| Data shown |
:::::

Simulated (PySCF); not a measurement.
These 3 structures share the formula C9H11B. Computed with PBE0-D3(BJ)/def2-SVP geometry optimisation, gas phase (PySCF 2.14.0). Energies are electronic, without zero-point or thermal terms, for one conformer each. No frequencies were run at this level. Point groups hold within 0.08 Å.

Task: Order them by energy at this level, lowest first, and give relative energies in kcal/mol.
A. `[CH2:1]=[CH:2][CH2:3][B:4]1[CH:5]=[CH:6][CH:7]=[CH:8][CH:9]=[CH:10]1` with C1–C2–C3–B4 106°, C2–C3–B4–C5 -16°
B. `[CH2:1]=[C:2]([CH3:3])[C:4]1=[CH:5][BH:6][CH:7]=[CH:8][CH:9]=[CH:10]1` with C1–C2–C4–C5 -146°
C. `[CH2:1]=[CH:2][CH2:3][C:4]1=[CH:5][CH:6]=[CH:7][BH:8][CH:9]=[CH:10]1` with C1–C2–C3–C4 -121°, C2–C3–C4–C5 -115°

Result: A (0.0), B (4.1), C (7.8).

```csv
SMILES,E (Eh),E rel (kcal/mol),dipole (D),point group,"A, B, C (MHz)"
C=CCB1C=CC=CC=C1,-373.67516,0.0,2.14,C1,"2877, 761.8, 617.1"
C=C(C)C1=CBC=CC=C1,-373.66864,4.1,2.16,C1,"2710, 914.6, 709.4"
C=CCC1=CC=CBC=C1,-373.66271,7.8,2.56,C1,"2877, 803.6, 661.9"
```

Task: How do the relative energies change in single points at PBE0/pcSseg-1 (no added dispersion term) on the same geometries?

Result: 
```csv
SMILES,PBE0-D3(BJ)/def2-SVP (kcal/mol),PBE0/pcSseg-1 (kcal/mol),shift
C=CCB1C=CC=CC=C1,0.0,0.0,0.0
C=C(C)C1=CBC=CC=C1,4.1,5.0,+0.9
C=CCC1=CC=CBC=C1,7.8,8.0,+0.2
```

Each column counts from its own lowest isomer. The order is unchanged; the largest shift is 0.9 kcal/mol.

:::::

| Task item |
Output the listing verbatim through the "106°, C2–C3–B4–C5 -16°" line.

| Expected answer |
Simulated (PySCF); not a measurement.
These 3 structures share the formula C9H11B. Computed with PBE0-D3(BJ)/def2-SVP geometry optimisation, gas phase (PySCF 2.14.0). Energies are electronic, without zero-point or thermal terms, for one conformer each. No frequencies were run at this level. Point groups hold within 0.08 Å.

Task: Order them by energy at this level, lowest first, and give relative energies in kcal/mol.
A. `[CH2:1]=[CH:2][CH2:3][B:4]1[CH:5]=[CH:6][CH:7]=[CH:8][CH:9]=[CH:10]1` with C1–C2–C3–B4 106°, C2–C3–B4–C5 -16°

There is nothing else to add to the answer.